TASK ITEM:
Keeping each word and mark in place, write out the full listing once more.

INFORMATION SHOWN:
• • •

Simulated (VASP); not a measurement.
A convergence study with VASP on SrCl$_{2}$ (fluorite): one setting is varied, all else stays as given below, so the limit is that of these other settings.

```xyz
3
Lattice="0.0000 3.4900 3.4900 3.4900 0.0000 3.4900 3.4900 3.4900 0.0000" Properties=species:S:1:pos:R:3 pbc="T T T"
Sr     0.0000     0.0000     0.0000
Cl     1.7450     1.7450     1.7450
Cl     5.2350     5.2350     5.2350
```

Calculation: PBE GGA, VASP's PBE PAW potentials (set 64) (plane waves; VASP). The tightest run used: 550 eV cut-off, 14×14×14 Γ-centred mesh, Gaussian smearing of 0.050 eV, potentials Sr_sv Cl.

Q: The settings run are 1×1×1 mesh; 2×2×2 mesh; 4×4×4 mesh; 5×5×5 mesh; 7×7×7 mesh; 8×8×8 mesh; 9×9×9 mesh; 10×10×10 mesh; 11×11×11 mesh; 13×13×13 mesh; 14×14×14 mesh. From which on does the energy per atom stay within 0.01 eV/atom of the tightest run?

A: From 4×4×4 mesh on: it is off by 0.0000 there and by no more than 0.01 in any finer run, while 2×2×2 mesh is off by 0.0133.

• • •

WRITTEN ANSWER:
Simulated (VASP); not a measurement.
A convergence study with VASP on SrCl$_{2}$ (fluorite): one setting is varied, all else stays as given below, so the limit is that of these other settings.

```xyz
3
Lattice="0.0000 3.4900 3.4900 3.4900 0.0000 3.4900 3.4900 3.4900 0.0000" Properties=species:S:1:pos:R:3 pbc="T T T"
Sr     0.0000     0.0000     0.0000
Cl     1.7450     1.7450     1.7450
Cl     5.2350     5.2350     5.2350
```

Calculation: PBE GGA, VASP's PBE PAW potentials (set 64) (plane waves; VASP). The tightest run used: 550 eV cut-off, 14×14×14 Γ-centred mesh, Gaussian smearing of 0.050 eV, potentials Sr_sv Cl.

Q: The settings run are 1×1×1 mesh; 2×2×2 mesh; 4×4×4 mesh; 5×5×5 mesh; 7×7×7 mesh; 8×8×8 mesh; 9×9×9 mesh; 10×10×10 mesh; 11×11×11 mesh; 13×13×13 mesh; 14×14×14 mesh. From which on does the energy per atom stay within 0.01 eV/atom of the tightest run?

A: From 4×4×4 mesh on: it is off by 0.0000 there and by no more than 0.01 in any finer run, while 2×2×2 mesh is off by 0.0133.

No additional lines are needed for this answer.